* **Work request**: Please output exactly the lines of the material from the first through the line containing "Caveats: the PAW", and nothing more.

(Beginning of Material provided)

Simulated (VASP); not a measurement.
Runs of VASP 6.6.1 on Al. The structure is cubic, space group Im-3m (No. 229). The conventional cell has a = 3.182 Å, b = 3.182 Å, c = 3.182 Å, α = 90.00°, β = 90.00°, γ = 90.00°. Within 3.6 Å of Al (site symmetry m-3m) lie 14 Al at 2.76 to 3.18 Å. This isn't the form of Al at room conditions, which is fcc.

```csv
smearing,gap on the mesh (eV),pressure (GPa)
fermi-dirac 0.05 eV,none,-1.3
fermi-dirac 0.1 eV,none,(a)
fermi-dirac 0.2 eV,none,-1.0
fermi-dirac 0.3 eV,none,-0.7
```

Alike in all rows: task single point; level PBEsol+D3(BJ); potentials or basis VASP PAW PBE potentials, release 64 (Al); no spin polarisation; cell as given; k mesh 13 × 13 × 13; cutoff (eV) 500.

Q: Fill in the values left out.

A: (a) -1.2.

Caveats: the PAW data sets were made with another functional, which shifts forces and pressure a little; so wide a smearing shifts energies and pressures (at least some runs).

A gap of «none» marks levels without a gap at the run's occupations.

(End of Material provided)

* **Response box**:
Simulated (VASP); not a measurement.
Runs of VASP 6.6.1 on Al. The structure is cubic, space group Im-3m (No. 229). The conventional cell has a = 3.182 Å, b = 3.182 Å, c = 3.182 Å, α = 90.00°, β = 90.00°, γ = 90.00°. Within 3.6 Å of Al (site symmetry m-3m) lie 14 Al at 2.76 to 3.18 Å. This isn't the form of Al at room conditions, which is fcc.

```csv
smearing,gap on the mesh (eV),pressure (GPa)
fermi-dirac 0.05 eV,none,-1.3
fermi-dirac 0.1 eV,none,(a)
fermi-dirac 0.2 eV,none,-1.0
fermi-dirac 0.3 eV,none,-0.7
```

Alike in all rows: task single point; level PBEsol+D3(BJ); potentials or basis VASP PAW PBE potentials, release 64 (Al); no spin polarisation; cell as given; k mesh 13 × 13 × 13; cutoff (eV) 500.

Q: Fill in the values left out.

A: (a) -1.2.

Caveats: the PAW data sets were made with another functional, which shifts forces and pressure a little; so wide a smearing shifts energies and pressures (at least some runs).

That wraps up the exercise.